-------
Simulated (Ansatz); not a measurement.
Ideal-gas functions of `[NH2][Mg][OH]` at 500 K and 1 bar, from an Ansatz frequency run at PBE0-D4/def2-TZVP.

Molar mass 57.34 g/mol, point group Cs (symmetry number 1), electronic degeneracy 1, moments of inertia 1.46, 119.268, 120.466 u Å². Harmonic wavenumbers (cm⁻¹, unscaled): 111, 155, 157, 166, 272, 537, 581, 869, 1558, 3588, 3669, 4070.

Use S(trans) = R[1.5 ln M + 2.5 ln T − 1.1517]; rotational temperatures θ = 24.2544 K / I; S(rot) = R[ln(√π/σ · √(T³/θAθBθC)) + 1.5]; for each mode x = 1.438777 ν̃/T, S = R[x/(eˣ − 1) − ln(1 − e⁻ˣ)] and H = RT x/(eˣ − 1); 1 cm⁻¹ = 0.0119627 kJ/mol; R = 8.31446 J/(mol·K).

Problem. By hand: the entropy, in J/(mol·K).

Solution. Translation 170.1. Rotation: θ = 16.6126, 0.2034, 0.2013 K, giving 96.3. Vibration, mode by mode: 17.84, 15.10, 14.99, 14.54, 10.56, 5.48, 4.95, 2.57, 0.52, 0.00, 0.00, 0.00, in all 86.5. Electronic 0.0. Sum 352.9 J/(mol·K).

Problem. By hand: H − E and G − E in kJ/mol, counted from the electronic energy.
-------

* [Assignment]: For this exercise, please output exactly the lines above starting at the line with "Problem. By hand: the entropy, in J/(mol·K)." and ending at the line with "Solution. Translation 170.1.", ends included.

* [Task output]:
Problem. By hand: the entropy, in J/(mol·K).

Solution. Translation 170.1. Rotation: θ = 16.6126, 0.2034, 0.2013 K, giving 96.3. Vibration, mode by mode: 17.84, 15.10, 14.99, 14.54, 10.56, 5.48, 4.95, 2.57, 0.52, 0.00, 0.00, 0.00, in all 86.5. Electronic 0.0. Sum 352.9 J/(mol·K).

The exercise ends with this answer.